(Dataset content):
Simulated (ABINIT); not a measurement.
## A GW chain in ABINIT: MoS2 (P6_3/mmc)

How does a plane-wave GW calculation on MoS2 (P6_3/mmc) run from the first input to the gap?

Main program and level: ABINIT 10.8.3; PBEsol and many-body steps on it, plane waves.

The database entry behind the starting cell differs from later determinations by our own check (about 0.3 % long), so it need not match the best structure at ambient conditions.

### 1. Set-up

(Activity): All entries must be duplicated exactly, with none left out.

(Expected answer):
Simulated (ABINIT); not a measurement.
## A GW chain in ABINIT: MoS2 (P6_3/mmc)

How does a plane-wave GW calculation on MoS2 (P6_3/mmc) run from the first input to the gap?

Main program and level: ABINIT 10.8.3; PBEsol and many-body steps on it, plane waves.

The database entry behind the starting cell differs from later determinations by our own check (about 0.3 % long), so it need not match the best structure at ambient conditions.

### 1. Set-up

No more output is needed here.